One part of the entries below is wanted: the lines from the one containing "Feed: 1 mol Ta, 1.9 mol CO₂, at 0.970 Pa." through the one containing "drawn at 1e-9)*". Write those out exactly and nothing else.

* [Source data]
--------------------------------
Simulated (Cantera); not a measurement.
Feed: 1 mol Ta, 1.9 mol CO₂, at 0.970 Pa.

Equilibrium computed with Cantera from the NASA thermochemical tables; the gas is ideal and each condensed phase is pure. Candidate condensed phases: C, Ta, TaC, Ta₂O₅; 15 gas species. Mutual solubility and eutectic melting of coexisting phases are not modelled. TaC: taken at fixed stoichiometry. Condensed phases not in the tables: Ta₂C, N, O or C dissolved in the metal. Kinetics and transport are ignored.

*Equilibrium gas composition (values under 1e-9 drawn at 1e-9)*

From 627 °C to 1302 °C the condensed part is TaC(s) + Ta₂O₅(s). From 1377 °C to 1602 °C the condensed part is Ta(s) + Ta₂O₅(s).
--------------------------------

* [Response box]
Feed: 1 mol Ta, 1.9 mol CO₂, at 0.970 Pa.

Equilibrium computed with Cantera from the NASA thermochemical tables; the gas is ideal and each condensed phase is pure. Candidate condensed phases: C, Ta, TaC, Ta₂O₅; 15 gas species. Mutual solubility and eutectic melting of coexisting phases are not modelled. TaC: taken at fixed stoichiometry. Condensed phases not in the tables: Ta₂C, N, O or C dissolved in the metal. Kinetics and transport are ignored.

*Equilibrium gas composition (values under 1e-9 drawn at 1e-9)*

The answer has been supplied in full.